◆ **Source information**:
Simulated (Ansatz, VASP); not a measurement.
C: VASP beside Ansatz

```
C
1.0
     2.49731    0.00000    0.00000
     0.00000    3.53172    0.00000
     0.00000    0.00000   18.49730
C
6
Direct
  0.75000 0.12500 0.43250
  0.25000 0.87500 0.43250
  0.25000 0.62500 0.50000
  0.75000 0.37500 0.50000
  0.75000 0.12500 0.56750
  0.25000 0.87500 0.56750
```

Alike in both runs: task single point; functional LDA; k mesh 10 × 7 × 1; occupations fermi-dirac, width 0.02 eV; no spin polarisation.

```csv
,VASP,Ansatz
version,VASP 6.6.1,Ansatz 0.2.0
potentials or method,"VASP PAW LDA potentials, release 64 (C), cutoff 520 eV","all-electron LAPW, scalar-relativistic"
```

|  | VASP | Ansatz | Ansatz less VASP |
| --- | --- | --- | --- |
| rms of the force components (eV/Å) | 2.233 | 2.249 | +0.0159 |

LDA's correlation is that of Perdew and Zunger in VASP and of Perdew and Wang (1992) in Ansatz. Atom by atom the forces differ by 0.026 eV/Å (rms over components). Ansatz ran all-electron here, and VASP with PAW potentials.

◆ **Work item**: Set down exactly the lines from the start of the records to the line with "2.249 | +0.0159 |". Include that line, and add nothing more.

◆ **Answer area**:
Simulated (Ansatz, VASP); not a measurement.
C: VASP beside Ansatz

```
C
1.0
     2.49731    0.00000    0.00000
     0.00000    3.53172    0.00000
     0.00000    0.00000   18.49730
C
6
Direct
  0.75000 0.12500 0.43250
  0.25000 0.87500 0.43250
  0.25000 0.62500 0.50000
  0.75000 0.37500 0.50000
  0.75000 0.12500 0.56750
  0.25000 0.87500 0.56750
```

Alike in both runs: task single point; functional LDA; k mesh 10 × 7 × 1; occupations fermi-dirac, width 0.02 eV; no spin polarisation.

```csv
,VASP,Ansatz
version,VASP 6.6.1,Ansatz 0.2.0
potentials or method,"VASP PAW LDA potentials, release 64 (C), cutoff 520 eV","all-electron LAPW, scalar-relativistic"
```

|  | VASP | Ansatz | Ansatz less VASP |
| --- | --- | --- | --- |
| rms of the force components (eV/Å) | 2.233 | 2.249 | +0.0159 |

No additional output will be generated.